[Information provided]

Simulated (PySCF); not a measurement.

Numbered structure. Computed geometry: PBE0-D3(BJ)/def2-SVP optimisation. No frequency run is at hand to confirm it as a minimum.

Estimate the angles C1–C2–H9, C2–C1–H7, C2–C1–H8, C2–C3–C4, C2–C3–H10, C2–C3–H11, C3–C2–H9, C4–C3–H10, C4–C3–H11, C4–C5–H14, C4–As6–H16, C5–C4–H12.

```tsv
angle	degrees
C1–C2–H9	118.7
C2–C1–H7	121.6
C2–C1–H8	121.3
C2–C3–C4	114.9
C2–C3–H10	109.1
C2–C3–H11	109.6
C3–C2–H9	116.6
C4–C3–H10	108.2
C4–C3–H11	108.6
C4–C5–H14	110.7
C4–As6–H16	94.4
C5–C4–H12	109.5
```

[/Information provided]

**Task item:** Each line from the top of the listing down to and including the one containing "Numbered structure. Computed" should be transcribed exactly; nothing else is to be output.

**Task solution:**
Simulated (PySCF); not a measurement.

Numbered structure. Computed geometry: PBE0-D3(BJ)/def2-SVP optimisation. No frequency run is at hand to confirm it as a minimum.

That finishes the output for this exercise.